| ACTION ITEM |
Retype the full listing without altering anything.

| EXTRACTED DATA |
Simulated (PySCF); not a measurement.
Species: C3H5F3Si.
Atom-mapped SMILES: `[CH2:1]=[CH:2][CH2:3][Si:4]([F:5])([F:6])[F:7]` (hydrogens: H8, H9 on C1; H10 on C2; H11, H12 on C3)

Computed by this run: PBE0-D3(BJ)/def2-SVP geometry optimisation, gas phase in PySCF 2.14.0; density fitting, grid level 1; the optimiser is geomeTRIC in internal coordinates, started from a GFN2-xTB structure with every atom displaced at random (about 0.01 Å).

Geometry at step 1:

| REPLY |
Simulated (PySCF); not a measurement.
Species: C3H5F3Si.
Atom-mapped SMILES: `[CH2:1]=[CH:2][CH2:3][Si:4]([F:5])([F:6])[F:7]` (hydrogens: H8, H9 on C1; H10 on C2; H11, H12 on C3)

Computed by this run: PBE0-D3(BJ)/def2-SVP geometry optimisation, gas phase in PySCF 2.14.0; density fitting, grid level 1; the optimiser is geomeTRIC in internal coordinates, started from a GFN2-xTB structure with every atom displaced at random (about 0.01 Å).

Geometry at step 1:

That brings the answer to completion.